#### Provided information
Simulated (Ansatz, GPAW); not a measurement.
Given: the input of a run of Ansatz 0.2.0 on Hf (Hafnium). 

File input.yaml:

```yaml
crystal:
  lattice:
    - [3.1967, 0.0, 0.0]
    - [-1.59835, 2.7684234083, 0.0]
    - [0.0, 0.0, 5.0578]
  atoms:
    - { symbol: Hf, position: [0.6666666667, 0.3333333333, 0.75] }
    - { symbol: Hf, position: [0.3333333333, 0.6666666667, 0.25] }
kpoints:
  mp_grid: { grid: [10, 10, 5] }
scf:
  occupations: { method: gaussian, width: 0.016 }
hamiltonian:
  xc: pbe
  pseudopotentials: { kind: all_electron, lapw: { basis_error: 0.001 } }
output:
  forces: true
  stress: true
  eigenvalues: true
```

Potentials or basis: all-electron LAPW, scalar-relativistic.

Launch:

#### Brief
Restate every record verbatim.

#### Written answer
Simulated (Ansatz, GPAW); not a measurement.
Given: the input of a run of Ansatz 0.2.0 on Hf (Hafnium). 

File input.yaml:

```yaml
crystal:
  lattice:
    - [3.1967, 0.0, 0.0]
    - [-1.59835, 2.7684234083, 0.0]
    - [0.0, 0.0, 5.0578]
  atoms:
    - { symbol: Hf, position: [0.6666666667, 0.3333333333, 0.75] }
    - { symbol: Hf, position: [0.3333333333, 0.6666666667, 0.25] }
kpoints:
  mp_grid: { grid: [10, 10, 5] }
scf:
  occupations: { method: gaussian, width: 0.016 }
hamiltonian:
  xc: pbe
  pseudopotentials: { kind: all_electron, lapw: { basis_error: 0.001 } }
output:
  forces: true
  stress: true
  eigenvalues: true
```

Potentials or basis: all-electron LAPW, scalar-relativistic.

Launch:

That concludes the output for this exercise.